- Extracted records
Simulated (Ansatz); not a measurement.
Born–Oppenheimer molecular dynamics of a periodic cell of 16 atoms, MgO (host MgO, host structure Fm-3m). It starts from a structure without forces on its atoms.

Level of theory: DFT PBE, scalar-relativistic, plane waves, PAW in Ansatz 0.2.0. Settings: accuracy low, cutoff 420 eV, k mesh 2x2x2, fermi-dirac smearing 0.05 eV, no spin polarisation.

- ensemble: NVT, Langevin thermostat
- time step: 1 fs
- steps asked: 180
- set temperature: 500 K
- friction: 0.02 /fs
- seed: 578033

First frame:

- Task item
Type the records again in full, matching them exactly.

- Written solution
Simulated (Ansatz); not a measurement.
Born–Oppenheimer molecular dynamics of a periodic cell of 16 atoms, MgO (host MgO, host structure Fm-3m). It starts from a structure without forces on its atoms.

Level of theory: DFT PBE, scalar-relativistic, plane waves, PAW in Ansatz 0.2.0. Settings: accuracy low, cutoff 420 eV, k mesh 2x2x2, fermi-dirac smearing 0.05 eV, no spin polarisation.

- ensemble: NVT, Langevin thermostat
- time step: 1 fs
- steps asked: 180
- set temperature: 500 K
- friction: 0.02 /fs
- seed: 578033

First frame:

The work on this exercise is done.